Activity -
Transcribe the listing below in full, keeping every line exactly as it is.

Entries shown -
--
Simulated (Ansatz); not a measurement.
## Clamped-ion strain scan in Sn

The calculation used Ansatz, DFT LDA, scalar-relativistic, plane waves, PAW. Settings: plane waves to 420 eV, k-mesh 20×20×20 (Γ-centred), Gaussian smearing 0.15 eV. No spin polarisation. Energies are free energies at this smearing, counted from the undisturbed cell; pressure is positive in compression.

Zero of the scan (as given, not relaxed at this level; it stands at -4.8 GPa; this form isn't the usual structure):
--

Answer space -
Simulated (Ansatz); not a measurement.
## Clamped-ion strain scan in Sn

The calculation used Ansatz, DFT LDA, scalar-relativistic, plane waves, PAW. Settings: plane waves to 420 eV, k-mesh 20×20×20 (Γ-centred), Gaussian smearing 0.15 eV. No spin polarisation. Energies are free energies at this smearing, counted from the undisturbed cell; pressure is positive in compression.

Zero of the scan (as given, not relaxed at this level; it stands at -4.8 GPa; this form isn't the usual structure):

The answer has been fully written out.